Requirement: Reproduce word for word, from the entries below, the line with "## Diamond alloy", the line with "Ansatz, PAW, plane", and every line between them, and nothing more.

Start of Block

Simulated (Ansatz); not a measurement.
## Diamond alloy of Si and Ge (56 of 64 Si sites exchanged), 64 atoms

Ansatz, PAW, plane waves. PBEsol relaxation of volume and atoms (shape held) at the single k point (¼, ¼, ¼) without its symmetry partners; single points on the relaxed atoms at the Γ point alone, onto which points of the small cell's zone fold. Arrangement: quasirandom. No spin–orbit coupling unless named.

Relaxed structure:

End of Block

Task solution:
## Diamond alloy of Si and Ge (56 of 64 Si sites exchanged), 64 atoms

Ansatz, PAW, plane waves. PBEsol relaxation of volume and atoms (shape held) at the single k point (¼, ¼, ¼) without its symmetry partners; single points on the relaxed atoms at the Γ point alone, onto which points of the small cell's zone fold. Arrangement: quasirandom. No spin–orbit coupling unless named.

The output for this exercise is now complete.